_REQUIRED ACTION_
Going down the listing below, print exactly each line from the one with "Method of run" up to and including the one with "The input geometry", and skip the rest.

[DATA SHOWN — start]

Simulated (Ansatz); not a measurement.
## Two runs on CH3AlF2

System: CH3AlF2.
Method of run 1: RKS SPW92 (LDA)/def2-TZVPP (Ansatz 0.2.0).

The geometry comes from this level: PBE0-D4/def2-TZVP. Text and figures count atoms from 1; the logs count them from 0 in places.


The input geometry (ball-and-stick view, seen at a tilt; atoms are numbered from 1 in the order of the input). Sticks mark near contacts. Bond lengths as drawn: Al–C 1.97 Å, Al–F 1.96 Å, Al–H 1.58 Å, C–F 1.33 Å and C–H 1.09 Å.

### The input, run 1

[DATA SHOWN — finish]

_REPLY_
Method of run 1: RKS SPW92 (LDA)/def2-TZVPP (Ansatz 0.2.0).

The geometry comes from this level: PBE0-D4/def2-TZVP. Text and figures count atoms from 1; the logs count them from 0 in places.


The input geometry (ball-and-stick view, seen at a tilt; atoms are numbered from 1 in the order of the input). Sticks mark near contacts. Bond lengths as drawn: Al–C 1.97 Å, Al–F 1.96 Å, Al–H 1.58 Å, C–F 1.33 Å and C–H 1.09 Å.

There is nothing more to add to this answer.